__ASSIGNMENT__. Reproduce the listing below exactly, from its first line down to and including the line with "-0.42 | 0.88 |".

..............................

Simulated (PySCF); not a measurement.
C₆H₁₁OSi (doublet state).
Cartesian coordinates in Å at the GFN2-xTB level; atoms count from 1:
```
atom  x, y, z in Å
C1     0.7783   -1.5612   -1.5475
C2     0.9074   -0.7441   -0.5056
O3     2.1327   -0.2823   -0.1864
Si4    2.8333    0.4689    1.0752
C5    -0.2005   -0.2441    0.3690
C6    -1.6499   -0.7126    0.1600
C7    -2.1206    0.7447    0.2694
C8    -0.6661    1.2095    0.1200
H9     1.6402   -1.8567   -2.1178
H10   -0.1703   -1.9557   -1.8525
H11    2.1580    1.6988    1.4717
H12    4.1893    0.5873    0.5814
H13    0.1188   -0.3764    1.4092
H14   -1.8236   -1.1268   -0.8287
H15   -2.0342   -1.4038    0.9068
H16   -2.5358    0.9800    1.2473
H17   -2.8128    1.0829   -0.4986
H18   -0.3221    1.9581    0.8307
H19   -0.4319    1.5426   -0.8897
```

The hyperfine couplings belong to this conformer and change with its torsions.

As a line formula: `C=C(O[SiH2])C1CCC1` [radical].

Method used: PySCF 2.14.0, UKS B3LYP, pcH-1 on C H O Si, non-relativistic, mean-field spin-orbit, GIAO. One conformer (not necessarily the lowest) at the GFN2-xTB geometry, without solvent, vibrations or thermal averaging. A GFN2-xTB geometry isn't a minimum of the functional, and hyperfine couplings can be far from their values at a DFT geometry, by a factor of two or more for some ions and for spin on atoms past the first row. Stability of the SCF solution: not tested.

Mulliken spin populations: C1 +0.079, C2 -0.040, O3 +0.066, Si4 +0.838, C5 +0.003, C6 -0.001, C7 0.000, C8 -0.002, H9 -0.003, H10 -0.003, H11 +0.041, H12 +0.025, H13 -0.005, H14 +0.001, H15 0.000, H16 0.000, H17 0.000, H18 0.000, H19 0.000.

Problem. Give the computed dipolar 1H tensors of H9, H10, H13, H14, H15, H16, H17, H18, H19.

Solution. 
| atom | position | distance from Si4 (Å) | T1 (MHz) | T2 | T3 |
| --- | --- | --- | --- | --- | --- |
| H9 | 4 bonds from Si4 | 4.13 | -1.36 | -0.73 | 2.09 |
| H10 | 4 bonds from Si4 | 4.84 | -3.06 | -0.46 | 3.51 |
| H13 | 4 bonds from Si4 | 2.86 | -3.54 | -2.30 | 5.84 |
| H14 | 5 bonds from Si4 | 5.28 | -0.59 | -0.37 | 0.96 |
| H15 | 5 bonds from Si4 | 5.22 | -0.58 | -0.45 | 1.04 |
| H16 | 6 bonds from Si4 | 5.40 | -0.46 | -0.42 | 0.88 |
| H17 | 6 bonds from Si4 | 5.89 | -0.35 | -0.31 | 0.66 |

..............................

__TASK ANSWER__.
Simulated (PySCF); not a measurement.
C₆H₁₁OSi (doublet state).
Cartesian coordinates in Å at the GFN2-xTB level; atoms count from 1:
```
atom  x, y, z in Å
C1     0.7783   -1.5612   -1.5475
C2     0.9074   -0.7441   -0.5056
O3     2.1327   -0.2823   -0.1864
Si4    2.8333    0.4689    1.0752
C5    -0.2005   -0.2441    0.3690
C6    -1.6499   -0.7126    0.1600
C7    -2.1206    0.7447    0.2694
C8    -0.6661    1.2095    0.1200
H9     1.6402   -1.8567   -2.1178
H10   -0.1703   -1.9557   -1.8525
H11    2.1580    1.6988    1.4717
H12    4.1893    0.5873    0.5814
H13    0.1188   -0.3764    1.4092
H14   -1.8236   -1.1268   -0.8287
H15   -2.0342   -1.4038    0.9068
H16   -2.5358    0.9800    1.2473
H17   -2.8128    1.0829   -0.4986
H18   -0.3221    1.9581    0.8307
H19   -0.4319    1.5426   -0.8897
```

The hyperfine couplings belong to this conformer and change with its torsions.

As a line formula: `C=C(O[SiH2])C1CCC1` [radical].

Method used: PySCF 2.14.0, UKS B3LYP, pcH-1 on C H O Si, non-relativistic, mean-field spin-orbit, GIAO. One conformer (not necessarily the lowest) at the GFN2-xTB geometry, without solvent, vibrations or thermal averaging. A GFN2-xTB geometry isn't a minimum of the functional, and hyperfine couplings can be far from their values at a DFT geometry, by a factor of two or more for some ions and for spin on atoms past the first row. Stability of the SCF solution: not tested.

Mulliken spin populations: C1 +0.079, C2 -0.040, O3 +0.066, Si4 +0.838, C5 +0.003, C6 -0.001, C7 0.000, C8 -0.002, H9 -0.003, H10 -0.003, H11 +0.041, H12 +0.025, H13 -0.005, H14 +0.001, H15 0.000, H16 0.000, H17 0.000, H18 0.000, H19 0.000.

Problem. Give the computed dipolar 1H tensors of H9, H10, H13, H14, H15, H16, H17, H18, H19.

Solution. 
| atom | position | distance from Si4 (Å) | T1 (MHz) | T2 | T3 |
| --- | --- | --- | --- | --- | --- |
| H9 | 4 bonds from Si4 | 4.13 | -1.36 | -0.73 | 2.09 |
| H10 | 4 bonds from Si4 | 4.84 | -3.06 | -0.46 | 3.51 |
| H13 | 4 bonds from Si4 | 2.86 | -3.54 | -2.30 | 5.84 |
| H14 | 5 bonds from Si4 | 5.28 | -0.59 | -0.37 | 0.96 |
| H15 | 5 bonds from Si4 | 5.22 | -0.58 | -0.45 | 1.04 |
| H16 | 6 bonds from Si4 | 5.40 | -0.46 | -0.42 | 0.88 |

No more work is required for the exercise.